## Work task
The response should be the lines of the data, starting at the first and ending at the one that contains "The calculation finished", copied without change.

## Entries shown
*****

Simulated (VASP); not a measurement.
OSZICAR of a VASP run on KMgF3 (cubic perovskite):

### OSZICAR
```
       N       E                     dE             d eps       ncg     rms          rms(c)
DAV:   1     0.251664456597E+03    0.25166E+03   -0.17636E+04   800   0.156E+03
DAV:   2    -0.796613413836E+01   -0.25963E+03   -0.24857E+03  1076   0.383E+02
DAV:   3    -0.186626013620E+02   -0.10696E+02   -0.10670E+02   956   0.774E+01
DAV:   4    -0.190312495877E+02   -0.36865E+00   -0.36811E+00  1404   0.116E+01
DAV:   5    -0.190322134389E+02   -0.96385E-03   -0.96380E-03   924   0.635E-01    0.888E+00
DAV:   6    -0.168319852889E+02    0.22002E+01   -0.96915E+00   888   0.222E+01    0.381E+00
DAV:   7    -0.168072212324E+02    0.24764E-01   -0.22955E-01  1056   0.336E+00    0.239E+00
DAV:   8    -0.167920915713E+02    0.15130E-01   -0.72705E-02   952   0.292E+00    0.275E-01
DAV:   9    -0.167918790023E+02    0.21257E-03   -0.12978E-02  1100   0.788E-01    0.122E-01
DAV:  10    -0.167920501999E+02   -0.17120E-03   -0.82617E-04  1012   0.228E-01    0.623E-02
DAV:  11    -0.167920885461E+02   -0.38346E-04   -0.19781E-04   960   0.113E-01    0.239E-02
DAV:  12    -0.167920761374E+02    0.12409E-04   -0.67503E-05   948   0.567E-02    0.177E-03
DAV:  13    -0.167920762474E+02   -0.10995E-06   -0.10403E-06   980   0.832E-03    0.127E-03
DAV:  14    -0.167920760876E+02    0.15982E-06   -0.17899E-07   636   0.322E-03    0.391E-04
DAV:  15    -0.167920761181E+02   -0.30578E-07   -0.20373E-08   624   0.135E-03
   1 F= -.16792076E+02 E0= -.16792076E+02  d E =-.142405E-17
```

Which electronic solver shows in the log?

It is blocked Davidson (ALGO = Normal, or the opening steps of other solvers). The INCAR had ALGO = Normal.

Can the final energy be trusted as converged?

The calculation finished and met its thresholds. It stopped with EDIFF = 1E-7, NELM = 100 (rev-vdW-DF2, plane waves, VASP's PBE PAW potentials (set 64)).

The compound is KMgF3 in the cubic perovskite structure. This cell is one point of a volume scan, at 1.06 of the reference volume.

*****

## Task output
Simulated (VASP); not a measurement.
OSZICAR of a VASP run on KMgF3 (cubic perovskite):

### OSZICAR
```
       N       E                     dE             d eps       ncg     rms          rms(c)
DAV:   1     0.251664456597E+03    0.25166E+03   -0.17636E+04   800   0.156E+03
DAV:   2    -0.796613413836E+01   -0.25963E+03   -0.24857E+03  1076   0.383E+02
DAV:   3    -0.186626013620E+02   -0.10696E+02   -0.10670E+02   956   0.774E+01
DAV:   4    -0.190312495877E+02   -0.36865E+00   -0.36811E+00  1404   0.116E+01
DAV:   5    -0.190322134389E+02   -0.96385E-03   -0.96380E-03   924   0.635E-01    0.888E+00
DAV:   6    -0.168319852889E+02    0.22002E+01   -0.96915E+00   888   0.222E+01    0.381E+00
DAV:   7    -0.168072212324E+02    0.24764E-01   -0.22955E-01  1056   0.336E+00    0.239E+00
DAV:   8    -0.167920915713E+02    0.15130E-01   -0.72705E-02   952   0.292E+00    0.275E-01
DAV:   9    -0.167918790023E+02    0.21257E-03   -0.12978E-02  1100   0.788E-01    0.122E-01
DAV:  10    -0.167920501999E+02   -0.17120E-03   -0.82617E-04  1012   0.228E-01    0.623E-02
DAV:  11    -0.167920885461E+02   -0.38346E-04   -0.19781E-04   960   0.113E-01    0.239E-02
DAV:  12    -0.167920761374E+02    0.12409E-04   -0.67503E-05   948   0.567E-02    0.177E-03
DAV:  13    -0.167920762474E+02   -0.10995E-06   -0.10403E-06   980   0.832E-03    0.127E-03
DAV:  14    -0.167920760876E+02    0.15982E-06   -0.17899E-07   636   0.322E-03    0.391E-04
DAV:  15    -0.167920761181E+02   -0.30578E-07   -0.20373E-08   624   0.135E-03
   1 F= -.16792076E+02 E0= -.16792076E+02  d E =-.142405E-17
```

Which electronic solver shows in the log?

It is blocked Davidson (ALGO = Normal, or the opening steps of other solvers). The INCAR had ALGO = Normal.

Can the final energy be trusted as converged?

The calculation finished and met its thresholds. It stopped with EDIFF = 1E-7, NELM = 100 (rev-vdW-DF2, plane waves, VASP's PBE PAW potentials (set 64)).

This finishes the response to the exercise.